BEGIN RECORDS SUPPLIED

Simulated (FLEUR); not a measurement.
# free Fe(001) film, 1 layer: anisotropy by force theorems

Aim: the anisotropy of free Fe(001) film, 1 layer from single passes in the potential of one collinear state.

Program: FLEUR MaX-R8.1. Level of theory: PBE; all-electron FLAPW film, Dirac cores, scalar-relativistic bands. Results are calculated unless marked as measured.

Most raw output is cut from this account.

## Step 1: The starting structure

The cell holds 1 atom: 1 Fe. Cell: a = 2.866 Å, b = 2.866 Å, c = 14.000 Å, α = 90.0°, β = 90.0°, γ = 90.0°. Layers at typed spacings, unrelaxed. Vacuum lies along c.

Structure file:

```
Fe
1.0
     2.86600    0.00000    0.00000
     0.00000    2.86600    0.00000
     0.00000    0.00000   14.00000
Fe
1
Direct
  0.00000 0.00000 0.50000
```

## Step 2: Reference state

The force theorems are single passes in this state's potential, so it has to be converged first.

END RECORDS SUPPLIED

- REQUIREMENT
Line by line, retype the whole listing exactly.

- EXERCISE ANSWER
Simulated (FLEUR); not a measurement.
# free Fe(001) film, 1 layer: anisotropy by force theorems

Aim: the anisotropy of free Fe(001) film, 1 layer from single passes in the potential of one collinear state.

Program: FLEUR MaX-R8.1. Level of theory: PBE; all-electron FLAPW film, Dirac cores, scalar-relativistic bands. Results are calculated unless marked as measured.

Most raw output is cut from this account.

## Step 1: The starting structure

The cell holds 1 atom: 1 Fe. Cell: a = 2.866 Å, b = 2.866 Å, c = 14.000 Å, α = 90.0°, β = 90.0°, γ = 90.0°. Layers at typed spacings, unrelaxed. Vacuum lies along c.

Structure file:

```
Fe
1.0
     2.86600    0.00000    0.00000
     0.00000    2.86600    0.00000
     0.00000    0.00000   14.00000
Fe
1
Direct
  0.00000 0.00000 0.50000
```

## Step 2: Reference state

The force theorems are single passes in this state's potential, so it has to be converged first.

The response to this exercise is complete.